_Exercise:_ Retype all of the entries exactly as they appear.

_Listed entries:_
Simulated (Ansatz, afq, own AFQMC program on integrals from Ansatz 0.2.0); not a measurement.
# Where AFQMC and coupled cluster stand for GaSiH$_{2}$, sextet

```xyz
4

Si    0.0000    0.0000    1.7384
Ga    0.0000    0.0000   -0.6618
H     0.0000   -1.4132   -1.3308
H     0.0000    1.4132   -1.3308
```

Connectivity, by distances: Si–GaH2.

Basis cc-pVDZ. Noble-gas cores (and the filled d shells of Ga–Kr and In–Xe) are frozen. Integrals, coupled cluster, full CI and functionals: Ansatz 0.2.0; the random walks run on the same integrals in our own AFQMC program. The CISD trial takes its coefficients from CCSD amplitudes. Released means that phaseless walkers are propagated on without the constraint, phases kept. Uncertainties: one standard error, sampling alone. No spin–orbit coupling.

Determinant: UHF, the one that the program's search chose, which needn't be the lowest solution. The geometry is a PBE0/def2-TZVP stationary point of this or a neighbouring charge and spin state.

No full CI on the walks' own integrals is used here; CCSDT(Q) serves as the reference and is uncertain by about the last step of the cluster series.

_Solution:_
Simulated (Ansatz, afq, own AFQMC program on integrals from Ansatz 0.2.0); not a measurement.
# Where AFQMC and coupled cluster stand for GaSiH$_{2}$, sextet

```xyz
4

Si    0.0000    0.0000    1.7384
Ga    0.0000    0.0000   -0.6618
H     0.0000   -1.4132   -1.3308
H     0.0000    1.4132   -1.3308
```

Connectivity, by distances: Si–GaH2.

Basis cc-pVDZ. Noble-gas cores (and the filled d shells of Ga–Kr and In–Xe) are frozen. Integrals, coupled cluster, full CI and functionals: Ansatz 0.2.0; the random walks run on the same integrals in our own AFQMC program. The CISD trial takes its coefficients from CCSD amplitudes. Released means that phaseless walkers are propagated on without the constraint, phases kept. Uncertainties: one standard error, sampling alone. No spin–orbit coupling.

Determinant: UHF, the one that the program's search chose, which needn't be the lowest solution. The geometry is a PBE0/def2-TZVP stationary point of this or a neighbouring charge and spin state.

No full CI on the walks' own integrals is used here; CCSDT(Q) serves as the reference and is uncertain by about the last step of the cluster series.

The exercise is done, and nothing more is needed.